• _WORK TASK_: Repeat the entire listing exactly.

• _DATA EXTRACTS_:
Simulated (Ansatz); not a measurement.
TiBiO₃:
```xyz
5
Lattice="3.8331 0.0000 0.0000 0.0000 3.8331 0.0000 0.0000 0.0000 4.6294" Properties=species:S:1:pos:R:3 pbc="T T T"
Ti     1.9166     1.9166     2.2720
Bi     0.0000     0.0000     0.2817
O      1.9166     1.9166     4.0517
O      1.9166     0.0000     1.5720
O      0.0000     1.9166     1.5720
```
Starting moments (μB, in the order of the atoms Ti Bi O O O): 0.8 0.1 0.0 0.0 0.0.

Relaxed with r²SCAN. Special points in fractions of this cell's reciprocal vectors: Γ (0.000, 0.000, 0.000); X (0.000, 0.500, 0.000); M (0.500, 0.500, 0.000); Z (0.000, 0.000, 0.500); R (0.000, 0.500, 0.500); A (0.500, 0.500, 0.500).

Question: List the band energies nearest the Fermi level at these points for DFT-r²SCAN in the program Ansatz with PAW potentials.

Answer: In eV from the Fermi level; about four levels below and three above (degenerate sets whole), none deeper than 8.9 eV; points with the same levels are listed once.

• _ANSWER AREA_:
Simulated (Ansatz); not a measurement.
TiBiO₃:
```xyz
5
Lattice="3.8331 0.0000 0.0000 0.0000 3.8331 0.0000 0.0000 0.0000 4.6294" Properties=species:S:1:pos:R:3 pbc="T T T"
Ti     1.9166     1.9166     2.2720
Bi     0.0000     0.0000     0.2817
O      1.9166     1.9166     4.0517
O      1.9166     0.0000     1.5720
O      0.0000     1.9166     1.5720
```
Starting moments (μB, in the order of the atoms Ti Bi O O O): 0.8 0.1 0.0 0.0 0.0.

Relaxed with r²SCAN. Special points in fractions of this cell's reciprocal vectors: Γ (0.000, 0.000, 0.000); X (0.000, 0.500, 0.000); M (0.500, 0.500, 0.000); Z (0.000, 0.000, 0.500); R (0.000, 0.500, 0.500); A (0.500, 0.500, 0.500).

Question: List the band energies nearest the Fermi level at these points for DFT-r²SCAN in the program Ansatz with PAW potentials.

Answer: In eV from the Fermi level; about four levels below and three above (degenerate sets whole), none deeper than 8.9 eV; points with the same levels are listed once.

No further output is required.